◆ WORK TASK: Every entry must be echoed exactly.

◆ SUPPLIED ENTRIES:
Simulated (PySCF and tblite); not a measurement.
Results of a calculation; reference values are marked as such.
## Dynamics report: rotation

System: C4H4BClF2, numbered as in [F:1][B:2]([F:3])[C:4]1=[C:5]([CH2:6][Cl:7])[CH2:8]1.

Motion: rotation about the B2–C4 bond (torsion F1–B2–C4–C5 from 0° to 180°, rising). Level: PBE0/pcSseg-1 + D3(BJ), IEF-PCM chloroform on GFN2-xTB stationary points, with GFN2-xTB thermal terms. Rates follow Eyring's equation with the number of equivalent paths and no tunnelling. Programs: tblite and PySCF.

◆ ANSWER SECTION:
Simulated (PySCF and tblite); not a measurement.
Results of a calculation; reference values are marked as such.
## Dynamics report: rotation

System: C4H4BClF2, numbered as in [F:1][B:2]([F:3])[C:4]1=[C:5]([CH2:6][Cl:7])[CH2:8]1.

Motion: rotation about the B2–C4 bond (torsion F1–B2–C4–C5 from 0° to 180°, rising). Level: PBE0/pcSseg-1 + D3(BJ), IEF-PCM chloroform on GFN2-xTB stationary points, with GFN2-xTB thermal terms. Rates follow Eyring's equation with the number of equivalent paths and no tunnelling. Programs: tblite and PySCF.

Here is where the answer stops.